Requirement: In the data below, the answer is the run of lines from the line containing "Answer. 3, at" through the line containing "The map, with", both included; print it exactly and nothing else.

Data supplied:
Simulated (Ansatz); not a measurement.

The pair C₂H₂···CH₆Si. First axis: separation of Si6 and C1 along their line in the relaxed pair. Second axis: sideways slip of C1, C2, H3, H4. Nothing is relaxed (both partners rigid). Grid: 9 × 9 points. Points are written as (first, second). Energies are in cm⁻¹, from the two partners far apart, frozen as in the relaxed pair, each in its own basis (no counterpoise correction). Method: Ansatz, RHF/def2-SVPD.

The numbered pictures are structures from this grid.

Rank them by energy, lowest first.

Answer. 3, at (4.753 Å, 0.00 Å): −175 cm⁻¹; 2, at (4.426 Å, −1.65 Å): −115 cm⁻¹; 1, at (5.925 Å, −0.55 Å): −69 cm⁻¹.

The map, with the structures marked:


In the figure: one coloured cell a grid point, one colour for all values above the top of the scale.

Task result:
Answer. 3, at (4.753 Å, 0.00 Å): −175 cm⁻¹; 2, at (4.426 Å, −1.65 Å): −115 cm⁻¹; 1, at (5.925 Å, −0.55 Å): −69 cm⁻¹.

The map, with the structures marked:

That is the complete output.